## DATA EXTRACT:
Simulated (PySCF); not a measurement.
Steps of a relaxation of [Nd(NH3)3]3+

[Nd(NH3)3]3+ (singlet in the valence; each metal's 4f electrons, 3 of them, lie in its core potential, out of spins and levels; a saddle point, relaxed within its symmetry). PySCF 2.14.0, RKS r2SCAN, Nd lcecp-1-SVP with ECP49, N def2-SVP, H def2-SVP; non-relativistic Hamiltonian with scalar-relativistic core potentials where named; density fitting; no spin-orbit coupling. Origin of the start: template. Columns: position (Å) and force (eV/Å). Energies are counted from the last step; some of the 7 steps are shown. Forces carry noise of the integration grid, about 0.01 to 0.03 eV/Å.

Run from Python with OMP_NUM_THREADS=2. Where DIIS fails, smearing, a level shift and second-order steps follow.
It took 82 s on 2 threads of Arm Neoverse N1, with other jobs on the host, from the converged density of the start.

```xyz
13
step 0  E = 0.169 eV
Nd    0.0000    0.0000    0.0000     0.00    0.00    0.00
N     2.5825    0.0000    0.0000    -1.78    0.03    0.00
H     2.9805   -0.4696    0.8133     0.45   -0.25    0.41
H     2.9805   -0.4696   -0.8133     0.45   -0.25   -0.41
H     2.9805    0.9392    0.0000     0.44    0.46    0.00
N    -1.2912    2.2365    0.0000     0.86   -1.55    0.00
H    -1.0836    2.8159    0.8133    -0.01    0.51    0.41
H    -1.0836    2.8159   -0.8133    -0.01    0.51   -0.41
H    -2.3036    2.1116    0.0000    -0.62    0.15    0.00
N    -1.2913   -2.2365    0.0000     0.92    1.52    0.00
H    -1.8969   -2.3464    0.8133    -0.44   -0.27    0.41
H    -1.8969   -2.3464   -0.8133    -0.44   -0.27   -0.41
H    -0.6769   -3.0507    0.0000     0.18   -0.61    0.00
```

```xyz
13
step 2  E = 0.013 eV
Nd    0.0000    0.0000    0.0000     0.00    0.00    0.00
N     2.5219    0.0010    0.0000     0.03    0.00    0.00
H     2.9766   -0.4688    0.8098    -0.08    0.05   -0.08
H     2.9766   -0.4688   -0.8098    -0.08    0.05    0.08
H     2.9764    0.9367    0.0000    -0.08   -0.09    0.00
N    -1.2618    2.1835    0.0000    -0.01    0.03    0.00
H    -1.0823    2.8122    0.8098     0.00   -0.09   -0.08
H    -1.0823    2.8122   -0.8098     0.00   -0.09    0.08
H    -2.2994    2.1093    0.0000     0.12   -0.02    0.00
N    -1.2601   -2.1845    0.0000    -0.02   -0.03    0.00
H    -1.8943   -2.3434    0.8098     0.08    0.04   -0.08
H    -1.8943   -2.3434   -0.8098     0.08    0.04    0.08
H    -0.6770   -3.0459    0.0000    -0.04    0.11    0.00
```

## WORK ORDER:
Please write out exactly the lines from the start of the data through the line that contains "Steps of a relaxation of [Nd(NH3)3]3+", both ends included, and nothing else.

## RESPONSE AREA:
Simulated (PySCF); not a measurement.
Steps of a relaxation of [Nd(NH3)3]3+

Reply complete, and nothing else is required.